Requirement: In the listing below, the lines from the first through the one with "- 169.6 K and" are to be copied word for word.

***

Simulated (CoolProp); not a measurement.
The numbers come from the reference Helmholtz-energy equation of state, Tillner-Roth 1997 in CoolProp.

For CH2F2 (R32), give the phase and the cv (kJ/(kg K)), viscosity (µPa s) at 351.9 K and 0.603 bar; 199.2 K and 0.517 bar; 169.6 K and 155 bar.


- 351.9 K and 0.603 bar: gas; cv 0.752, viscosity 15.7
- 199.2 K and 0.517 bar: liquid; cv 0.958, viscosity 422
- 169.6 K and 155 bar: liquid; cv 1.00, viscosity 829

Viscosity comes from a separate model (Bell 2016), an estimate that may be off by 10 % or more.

***

Answer box:
Simulated (CoolProp); not a measurement.
The numbers come from the reference Helmholtz-energy equation of state, Tillner-Roth 1997 in CoolProp.

For CH2F2 (R32), give the phase and the cv (kJ/(kg K)), viscosity (µPa s) at 351.9 K and 0.603 bar; 199.2 K and 0.517 bar; 169.6 K and 155 bar.


- 351.9 K and 0.603 bar: gas; cv 0.752, viscosity 15.7
- 199.2 K and 0.517 bar: liquid; cv 0.958, viscosity 422
- 169.6 K and 155 bar: liquid; cv 1.00, viscosity 829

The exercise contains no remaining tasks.